Work order: Output only the lines below that start at the line containing "Species: sum formula" and end at the line containing "Charge 0, spin multiplicity 2.", with both ends kept.

Material supplied:
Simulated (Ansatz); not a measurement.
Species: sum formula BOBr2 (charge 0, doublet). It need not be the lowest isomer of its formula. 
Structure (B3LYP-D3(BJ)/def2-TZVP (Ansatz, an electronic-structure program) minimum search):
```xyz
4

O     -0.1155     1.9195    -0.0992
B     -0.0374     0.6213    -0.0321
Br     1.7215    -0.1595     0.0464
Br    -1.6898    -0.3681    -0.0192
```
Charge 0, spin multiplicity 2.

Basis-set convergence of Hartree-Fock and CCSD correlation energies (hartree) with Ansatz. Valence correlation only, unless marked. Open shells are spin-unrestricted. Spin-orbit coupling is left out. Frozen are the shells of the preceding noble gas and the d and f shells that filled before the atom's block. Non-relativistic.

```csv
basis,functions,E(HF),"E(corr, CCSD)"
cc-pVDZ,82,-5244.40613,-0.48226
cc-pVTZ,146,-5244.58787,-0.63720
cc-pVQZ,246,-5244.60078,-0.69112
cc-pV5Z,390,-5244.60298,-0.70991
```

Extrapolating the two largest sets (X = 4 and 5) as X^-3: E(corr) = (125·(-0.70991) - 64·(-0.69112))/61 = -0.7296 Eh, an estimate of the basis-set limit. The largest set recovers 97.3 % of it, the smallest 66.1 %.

Answer area:
Species: sum formula BOBr2 (charge 0, doublet). It need not be the lowest isomer of its formula. 
Structure (B3LYP-D3(BJ)/def2-TZVP (Ansatz, an electronic-structure program) minimum search):
```xyz
4

O     -0.1155     1.9195    -0.0992
B     -0.0374     0.6213    -0.0321
Br     1.7215    -0.1595     0.0464
Br    -1.6898    -0.3681    -0.0192
```
Charge 0, spin multiplicity 2.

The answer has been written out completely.